§ **Data excerpts**:
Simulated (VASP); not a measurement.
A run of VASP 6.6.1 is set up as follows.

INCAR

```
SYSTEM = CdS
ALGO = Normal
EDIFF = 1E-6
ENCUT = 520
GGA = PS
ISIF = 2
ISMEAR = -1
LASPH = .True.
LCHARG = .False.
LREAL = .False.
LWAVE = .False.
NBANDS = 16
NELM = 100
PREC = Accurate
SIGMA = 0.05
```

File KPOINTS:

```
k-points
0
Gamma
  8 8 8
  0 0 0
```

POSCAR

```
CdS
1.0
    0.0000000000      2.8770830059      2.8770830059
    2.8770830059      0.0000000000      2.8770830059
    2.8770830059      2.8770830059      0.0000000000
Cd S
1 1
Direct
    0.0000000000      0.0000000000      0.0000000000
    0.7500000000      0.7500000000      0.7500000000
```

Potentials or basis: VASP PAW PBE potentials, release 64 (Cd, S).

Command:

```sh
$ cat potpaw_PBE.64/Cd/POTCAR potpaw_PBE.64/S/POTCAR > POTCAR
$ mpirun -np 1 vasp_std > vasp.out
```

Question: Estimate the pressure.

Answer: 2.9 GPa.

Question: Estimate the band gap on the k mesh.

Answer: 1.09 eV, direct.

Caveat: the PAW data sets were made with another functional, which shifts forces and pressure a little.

§ **Requirement**:
The response must repeat exactly the lines from the top of the material through the line containing "Answer: 1.09 eV, direct.", both included, with no other output.

§ **Exercise solution**:
Simulated (VASP); not a measurement.
A run of VASP 6.6.1 is set up as follows.

INCAR

```
SYSTEM = CdS
ALGO = Normal
EDIFF = 1E-6
ENCUT = 520
GGA = PS
ISIF = 2
ISMEAR = -1
LASPH = .True.
LCHARG = .False.
LREAL = .False.
LWAVE = .False.
NBANDS = 16
NELM = 100
PREC = Accurate
SIGMA = 0.05
```

File KPOINTS:

```
k-points
0
Gamma
  8 8 8
  0 0 0
```

POSCAR

```
CdS
1.0
    0.0000000000      2.8770830059      2.8770830059
    2.8770830059      0.0000000000      2.8770830059
    2.8770830059      2.8770830059      0.0000000000
Cd S
1 1
Direct
    0.0000000000      0.0000000000      0.0000000000
    0.7500000000      0.7500000000      0.7500000000
```

Potentials or basis: VASP PAW PBE potentials, release 64 (Cd, S).

Command:

```sh
$ cat potpaw_PBE.64/Cd/POTCAR potpaw_PBE.64/S/POTCAR > POTCAR
$ mpirun -np 1 vasp_std > vasp.out
```

Question: Estimate the pressure.

Answer: 2.9 GPa.

Question: Estimate the band gap on the k mesh.

Answer: 1.09 eV, direct.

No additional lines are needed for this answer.